◆ EXCERPTED RECORDS ◆
──────────

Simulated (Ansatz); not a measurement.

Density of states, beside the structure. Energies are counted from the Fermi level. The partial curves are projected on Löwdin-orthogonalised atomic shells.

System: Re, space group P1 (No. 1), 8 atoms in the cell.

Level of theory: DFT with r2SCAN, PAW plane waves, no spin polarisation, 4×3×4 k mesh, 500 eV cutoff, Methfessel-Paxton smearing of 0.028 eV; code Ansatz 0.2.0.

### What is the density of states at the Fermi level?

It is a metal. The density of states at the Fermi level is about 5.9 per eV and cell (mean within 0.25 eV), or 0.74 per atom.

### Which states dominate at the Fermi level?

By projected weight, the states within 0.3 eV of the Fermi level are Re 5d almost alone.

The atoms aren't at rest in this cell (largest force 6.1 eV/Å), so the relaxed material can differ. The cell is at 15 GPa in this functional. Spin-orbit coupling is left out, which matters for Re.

──────────

Each of the records above is to be copied exactly.

Simulated (Ansatz); not a measurement.

Density of states, beside the structure. Energies are counted from the Fermi level. The partial curves are projected on Löwdin-orthogonalised atomic shells.

System: Re, space group P1 (No. 1), 8 atoms in the cell.

Level of theory: DFT with r2SCAN, PAW plane waves, no spin polarisation, 4×3×4 k mesh, 500 eV cutoff, Methfessel-Paxton smearing of 0.028 eV; code Ansatz 0.2.0.

### What is the density of states at the Fermi level?

It is a metal. The density of states at the Fermi level is about 5.9 per eV and cell (mean within 0.25 eV), or 0.74 per atom.

### Which states dominate at the Fermi level?

By projected weight, the states within 0.3 eV of the Fermi level are Re 5d almost alone.

The atoms aren't at rest in this cell (largest force 6.1 eV/Å), so the relaxed material can differ. The cell is at 15 GPa in this functional. Spin-orbit coupling is left out, which matters for Re.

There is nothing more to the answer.